▶ [LISTED RECORDS]
+ + + + +
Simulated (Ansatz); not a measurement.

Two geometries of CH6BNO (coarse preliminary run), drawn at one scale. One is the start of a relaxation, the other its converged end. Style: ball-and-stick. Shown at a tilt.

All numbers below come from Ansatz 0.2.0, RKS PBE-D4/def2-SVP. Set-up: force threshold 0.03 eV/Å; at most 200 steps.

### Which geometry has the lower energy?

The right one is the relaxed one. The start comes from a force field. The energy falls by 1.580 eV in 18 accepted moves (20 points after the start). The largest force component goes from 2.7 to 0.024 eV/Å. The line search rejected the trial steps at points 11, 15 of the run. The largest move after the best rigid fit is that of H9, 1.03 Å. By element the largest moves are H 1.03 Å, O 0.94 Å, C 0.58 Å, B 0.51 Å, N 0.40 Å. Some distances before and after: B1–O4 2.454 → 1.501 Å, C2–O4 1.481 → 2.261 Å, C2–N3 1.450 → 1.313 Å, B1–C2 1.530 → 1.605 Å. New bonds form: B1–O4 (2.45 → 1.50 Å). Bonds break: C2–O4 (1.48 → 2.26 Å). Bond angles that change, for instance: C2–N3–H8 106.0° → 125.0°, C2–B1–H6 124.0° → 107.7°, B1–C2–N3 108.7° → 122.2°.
+ + + + +

Return the entries above unchanged, starting at the first line and stopping after the line with "### Which geometry has the lower energy?".

Simulated (Ansatz); not a measurement.

Two geometries of CH6BNO (coarse preliminary run), drawn at one scale. One is the start of a relaxation, the other its converged end. Style: ball-and-stick. Shown at a tilt.

All numbers below come from Ansatz 0.2.0, RKS PBE-D4/def2-SVP. Set-up: force threshold 0.03 eV/Å; at most 200 steps.

### Which geometry has the lower energy?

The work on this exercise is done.